> **Activity**
From the line below that contains "Program for the calculation: GPAW 26.7.0." to the line that contains "H3O+ has 4 atoms, charge", repeat every line exactly, both ends included, and nothing else.

> **Record extracts**

-=-=-=-=-

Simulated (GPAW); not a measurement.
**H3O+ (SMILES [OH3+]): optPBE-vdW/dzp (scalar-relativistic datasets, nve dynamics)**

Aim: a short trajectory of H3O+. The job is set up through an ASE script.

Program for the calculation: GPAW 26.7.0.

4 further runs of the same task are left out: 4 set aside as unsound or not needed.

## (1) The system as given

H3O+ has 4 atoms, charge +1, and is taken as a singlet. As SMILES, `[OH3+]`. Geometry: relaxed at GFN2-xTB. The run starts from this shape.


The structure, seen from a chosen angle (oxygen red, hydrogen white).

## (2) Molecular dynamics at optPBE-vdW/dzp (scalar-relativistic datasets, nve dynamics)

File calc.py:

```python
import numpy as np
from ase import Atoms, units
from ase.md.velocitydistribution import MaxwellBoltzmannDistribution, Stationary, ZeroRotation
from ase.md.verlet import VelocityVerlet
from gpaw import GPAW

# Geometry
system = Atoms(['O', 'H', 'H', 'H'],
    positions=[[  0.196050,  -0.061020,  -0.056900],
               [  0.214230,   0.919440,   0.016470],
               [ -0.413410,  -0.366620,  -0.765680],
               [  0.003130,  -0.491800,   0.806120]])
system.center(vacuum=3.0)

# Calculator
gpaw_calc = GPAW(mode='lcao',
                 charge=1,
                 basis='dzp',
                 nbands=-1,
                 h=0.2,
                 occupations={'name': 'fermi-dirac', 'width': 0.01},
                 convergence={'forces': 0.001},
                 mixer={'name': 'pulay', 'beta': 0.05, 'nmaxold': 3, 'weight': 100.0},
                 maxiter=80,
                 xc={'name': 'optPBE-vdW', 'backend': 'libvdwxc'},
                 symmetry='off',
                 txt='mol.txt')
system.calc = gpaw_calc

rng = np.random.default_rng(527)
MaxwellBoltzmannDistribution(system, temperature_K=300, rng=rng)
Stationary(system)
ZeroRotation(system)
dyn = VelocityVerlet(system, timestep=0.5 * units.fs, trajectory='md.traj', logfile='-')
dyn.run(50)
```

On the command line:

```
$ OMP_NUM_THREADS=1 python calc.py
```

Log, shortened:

-=-=-=-=-

> **Exercise output**
Program for the calculation: GPAW 26.7.0.

4 further runs of the same task are left out: 4 set aside as unsound or not needed.

## (1) The system as given

H3O+ has 4 atoms, charge +1, and is taken as a singlet. As SMILES, `[OH3+]`. Geometry: relaxed at GFN2-xTB. The run starts from this shape.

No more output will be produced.